*Work request*. What you should output is the data below, unchanged in every character.

*Extracted records*.
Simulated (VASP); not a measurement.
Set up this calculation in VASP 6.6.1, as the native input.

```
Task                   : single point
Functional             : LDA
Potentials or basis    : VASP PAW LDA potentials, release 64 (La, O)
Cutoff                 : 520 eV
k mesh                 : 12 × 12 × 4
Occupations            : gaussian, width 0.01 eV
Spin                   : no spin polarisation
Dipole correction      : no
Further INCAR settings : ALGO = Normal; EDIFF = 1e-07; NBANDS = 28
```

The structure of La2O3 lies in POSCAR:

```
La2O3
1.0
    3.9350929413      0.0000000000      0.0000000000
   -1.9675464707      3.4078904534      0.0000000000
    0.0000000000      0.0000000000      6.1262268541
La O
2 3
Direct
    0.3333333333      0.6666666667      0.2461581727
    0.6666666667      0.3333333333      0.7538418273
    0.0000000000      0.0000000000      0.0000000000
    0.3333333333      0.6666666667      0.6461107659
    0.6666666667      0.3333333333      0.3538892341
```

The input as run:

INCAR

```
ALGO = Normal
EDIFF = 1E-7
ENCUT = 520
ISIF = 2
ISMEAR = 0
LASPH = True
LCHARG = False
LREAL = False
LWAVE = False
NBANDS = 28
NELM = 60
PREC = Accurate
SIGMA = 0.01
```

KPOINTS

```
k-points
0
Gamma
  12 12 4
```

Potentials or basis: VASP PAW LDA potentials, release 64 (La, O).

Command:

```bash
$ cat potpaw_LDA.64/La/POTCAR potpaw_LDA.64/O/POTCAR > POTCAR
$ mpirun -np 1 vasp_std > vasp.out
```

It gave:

*Worked solution*.
Simulated (VASP); not a measurement.
Set up this calculation in VASP 6.6.1, as the native input.

```
Task                   : single point
Functional             : LDA
Potentials or basis    : VASP PAW LDA potentials, release 64 (La, O)
Cutoff                 : 520 eV
k mesh                 : 12 × 12 × 4
Occupations            : gaussian, width 0.01 eV
Spin                   : no spin polarisation
Dipole correction      : no
Further INCAR settings : ALGO = Normal; EDIFF = 1e-07; NBANDS = 28
```

The structure of La2O3 lies in POSCAR:

```
La2O3
1.0
    3.9350929413      0.0000000000      0.0000000000
   -1.9675464707      3.4078904534      0.0000000000
    0.0000000000      0.0000000000      6.1262268541
La O
2 3
Direct
    0.3333333333      0.6666666667      0.2461581727
    0.6666666667      0.3333333333      0.7538418273
    0.0000000000      0.0000000000      0.0000000000
    0.3333333333      0.6666666667      0.6461107659
    0.6666666667      0.3333333333      0.3538892341
```

The input as run:

INCAR

```
ALGO = Normal
EDIFF = 1E-7
ENCUT = 520
ISIF = 2
ISMEAR = 0
LASPH = True
LCHARG = False
LREAL = False
LWAVE = False
NBANDS = 28
NELM = 60
PREC = Accurate
SIGMA = 0.01
```

KPOINTS

```
k-points
0
Gamma
  12 12 4
```

Potentials or basis: VASP PAW LDA potentials, release 64 (La, O).

Command:

```bash
$ cat potpaw_LDA.64/La/POTCAR potpaw_LDA.64/O/POTCAR > POTCAR
$ mpirun -np 1 vasp_std > vasp.out
```

It gave:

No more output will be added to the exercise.